## ASSIGNMENT
Every entry that follows is to be duplicated exactly.

## MATERIAL PROVIDED
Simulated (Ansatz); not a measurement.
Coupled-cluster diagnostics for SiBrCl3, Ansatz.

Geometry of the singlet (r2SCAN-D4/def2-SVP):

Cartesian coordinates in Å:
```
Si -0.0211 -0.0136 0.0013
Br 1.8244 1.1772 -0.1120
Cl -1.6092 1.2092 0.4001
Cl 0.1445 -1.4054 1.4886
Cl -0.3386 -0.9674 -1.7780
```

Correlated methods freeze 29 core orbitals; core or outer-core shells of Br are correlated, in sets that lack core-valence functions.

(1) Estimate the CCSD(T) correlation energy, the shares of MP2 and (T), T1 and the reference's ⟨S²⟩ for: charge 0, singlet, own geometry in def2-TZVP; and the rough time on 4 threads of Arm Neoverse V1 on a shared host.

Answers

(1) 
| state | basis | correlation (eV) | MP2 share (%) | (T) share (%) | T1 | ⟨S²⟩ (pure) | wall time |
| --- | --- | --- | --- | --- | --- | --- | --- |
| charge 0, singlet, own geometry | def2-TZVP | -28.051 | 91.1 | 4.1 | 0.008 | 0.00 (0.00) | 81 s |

## WRITTEN ANSWER
Simulated (Ansatz); not a measurement.
Coupled-cluster diagnostics for SiBrCl3, Ansatz.

Geometry of the singlet (r2SCAN-D4/def2-SVP):

Cartesian coordinates in Å:
```
Si -0.0211 -0.0136 0.0013
Br 1.8244 1.1772 -0.1120
Cl -1.6092 1.2092 0.4001
Cl 0.1445 -1.4054 1.4886
Cl -0.3386 -0.9674 -1.7780
```

Correlated methods freeze 29 core orbitals; core or outer-core shells of Br are correlated, in sets that lack core-valence functions.

(1) Estimate the CCSD(T) correlation energy, the shares of MP2 and (T), T1 and the reference's ⟨S²⟩ for: charge 0, singlet, own geometry in def2-TZVP; and the rough time on 4 threads of Arm Neoverse V1 on a shared host.

Answers

(1) 
| state | basis | correlation (eV) | MP2 share (%) | (T) share (%) | T1 | ⟨S²⟩ (pure) | wall time |
| --- | --- | --- | --- | --- | --- | --- | --- |
| charge 0, singlet, own geometry | def2-TZVP | -28.051 | 91.1 | 4.1 | 0.008 | 0.00 (0.00) | 81 s |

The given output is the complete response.